- **REQUIREMENT**
From the entries below, transcribe exactly the lines between the line holding "Line lists (1s" and the line holding "2. C 1s: 289.93", inclusive; skip all other lines.

- **PROVIDED INFORMATION**
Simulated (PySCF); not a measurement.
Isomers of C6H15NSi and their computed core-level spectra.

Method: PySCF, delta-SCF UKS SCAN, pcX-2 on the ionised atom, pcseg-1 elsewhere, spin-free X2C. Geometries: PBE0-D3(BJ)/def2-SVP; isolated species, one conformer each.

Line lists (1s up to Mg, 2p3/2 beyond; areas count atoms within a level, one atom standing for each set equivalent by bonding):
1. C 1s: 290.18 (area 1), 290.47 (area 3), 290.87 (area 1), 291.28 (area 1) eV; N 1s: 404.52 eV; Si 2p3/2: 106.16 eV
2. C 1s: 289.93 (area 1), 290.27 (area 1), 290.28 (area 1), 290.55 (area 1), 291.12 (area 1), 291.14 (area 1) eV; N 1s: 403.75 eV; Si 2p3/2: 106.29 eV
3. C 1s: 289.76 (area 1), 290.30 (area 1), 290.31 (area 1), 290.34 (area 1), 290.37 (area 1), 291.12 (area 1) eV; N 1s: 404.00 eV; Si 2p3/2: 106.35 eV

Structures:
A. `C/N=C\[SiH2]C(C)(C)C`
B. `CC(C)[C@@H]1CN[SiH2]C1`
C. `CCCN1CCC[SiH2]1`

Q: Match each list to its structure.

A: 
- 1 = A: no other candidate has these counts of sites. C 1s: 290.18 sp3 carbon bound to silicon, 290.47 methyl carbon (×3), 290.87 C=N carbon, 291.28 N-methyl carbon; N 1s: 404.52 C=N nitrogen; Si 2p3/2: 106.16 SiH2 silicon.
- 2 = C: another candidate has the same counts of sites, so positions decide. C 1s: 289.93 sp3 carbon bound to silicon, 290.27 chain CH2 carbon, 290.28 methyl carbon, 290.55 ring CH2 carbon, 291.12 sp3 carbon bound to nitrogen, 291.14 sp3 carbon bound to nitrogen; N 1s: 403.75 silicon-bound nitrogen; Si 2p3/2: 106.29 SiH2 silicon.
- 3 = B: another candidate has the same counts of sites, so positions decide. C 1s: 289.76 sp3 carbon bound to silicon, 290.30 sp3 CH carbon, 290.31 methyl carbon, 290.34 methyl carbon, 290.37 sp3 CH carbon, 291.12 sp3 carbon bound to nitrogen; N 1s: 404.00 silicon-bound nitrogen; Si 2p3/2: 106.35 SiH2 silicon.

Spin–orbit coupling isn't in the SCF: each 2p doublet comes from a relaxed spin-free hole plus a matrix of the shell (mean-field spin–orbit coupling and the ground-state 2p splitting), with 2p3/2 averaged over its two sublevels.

- **TASK SOLUTION**
Line lists (1s up to Mg, 2p3/2 beyond; areas count atoms within a level, one atom standing for each set equivalent by bonding):
1. C 1s: 290.18 (area 1), 290.47 (area 3), 290.87 (area 1), 291.28 (area 1) eV; N 1s: 404.52 eV; Si 2p3/2: 106.16 eV
2. C 1s: 289.93 (area 1), 290.27 (area 1), 290.28 (area 1), 290.55 (area 1), 291.12 (area 1), 291.14 (area 1) eV; N 1s: 403.75 eV; Si 2p3/2: 106.29 eV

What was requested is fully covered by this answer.